- **Provided data**
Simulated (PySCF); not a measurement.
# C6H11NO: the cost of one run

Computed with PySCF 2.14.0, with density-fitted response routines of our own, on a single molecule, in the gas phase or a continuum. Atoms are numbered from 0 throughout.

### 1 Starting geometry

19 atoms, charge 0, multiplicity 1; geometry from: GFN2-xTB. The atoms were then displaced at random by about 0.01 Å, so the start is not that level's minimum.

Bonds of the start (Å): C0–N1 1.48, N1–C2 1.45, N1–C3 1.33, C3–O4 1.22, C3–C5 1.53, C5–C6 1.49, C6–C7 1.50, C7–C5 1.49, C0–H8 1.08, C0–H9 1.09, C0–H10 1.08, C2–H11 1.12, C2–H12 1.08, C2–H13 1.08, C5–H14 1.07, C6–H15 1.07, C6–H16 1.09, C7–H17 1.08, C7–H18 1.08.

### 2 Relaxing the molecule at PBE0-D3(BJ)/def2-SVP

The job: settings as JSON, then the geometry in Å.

- **Work item**
Among the records above, only the lines between the line holding "19 atoms, charge" and the line holding "### 2 Relaxing", inclusive, are to be output, exactly as written.

- **Written answer**
19 atoms, charge 0, multiplicity 1; geometry from: GFN2-xTB. The atoms were then displaced at random by about 0.01 Å, so the start is not that level's minimum.

Bonds of the start (Å): C0–N1 1.48, N1–C2 1.45, N1–C3 1.33, C3–O4 1.22, C3–C5 1.53, C5–C6 1.49, C6–C7 1.50, C7–C5 1.49, C0–H8 1.08, C0–H9 1.09, C0–H10 1.08, C2–H11 1.12, C2–H12 1.08, C2–H13 1.08, C5–H14 1.07, C6–H15 1.07, C6–H16 1.09, C7–H17 1.08, C7–H18 1.08.

### 2 Relaxing the molecule at PBE0-D3(BJ)/def2-SVP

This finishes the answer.